Once more, print the records exactly as given.

++++++++++++++++++++
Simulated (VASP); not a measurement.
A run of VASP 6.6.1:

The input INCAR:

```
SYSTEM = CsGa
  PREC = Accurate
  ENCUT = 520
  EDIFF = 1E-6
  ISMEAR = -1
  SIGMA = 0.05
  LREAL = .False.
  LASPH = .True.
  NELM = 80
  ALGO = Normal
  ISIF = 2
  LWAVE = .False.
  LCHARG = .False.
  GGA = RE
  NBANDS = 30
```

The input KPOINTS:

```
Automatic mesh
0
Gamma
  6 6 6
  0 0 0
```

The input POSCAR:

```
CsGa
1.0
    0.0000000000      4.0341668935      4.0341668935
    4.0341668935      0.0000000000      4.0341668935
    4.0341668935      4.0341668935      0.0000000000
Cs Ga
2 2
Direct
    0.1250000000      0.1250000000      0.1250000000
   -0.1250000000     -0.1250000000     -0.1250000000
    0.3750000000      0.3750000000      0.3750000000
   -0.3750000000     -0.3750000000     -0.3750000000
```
++++++++++++++++++++

■ Task answer ■
Simulated (VASP); not a measurement.
A run of VASP 6.6.1:

The input INCAR:

```
SYSTEM = CsGa
  PREC = Accurate
  ENCUT = 520
  EDIFF = 1E-6
  ISMEAR = -1
  SIGMA = 0.05
  LREAL = .False.
  LASPH = .True.
  NELM = 80
  ALGO = Normal
  ISIF = 2
  LWAVE = .False.
  LCHARG = .False.
  GGA = RE
  NBANDS = 30
```

The input KPOINTS:

```
Automatic mesh
0
Gamma
  6 6 6
  0 0 0
```

The input POSCAR:

```
CsGa
1.0
    0.0000000000      4.0341668935      4.0341668935
    4.0341668935      0.0000000000      4.0341668935
    4.0341668935      4.0341668935      0.0000000000
Cs Ga
2 2
Direct
    0.1250000000      0.1250000000      0.1250000000
   -0.1250000000     -0.1250000000     -0.1250000000
    0.3750000000      0.3750000000      0.3750000000
   -0.3750000000     -0.3750000000     -0.3750000000
```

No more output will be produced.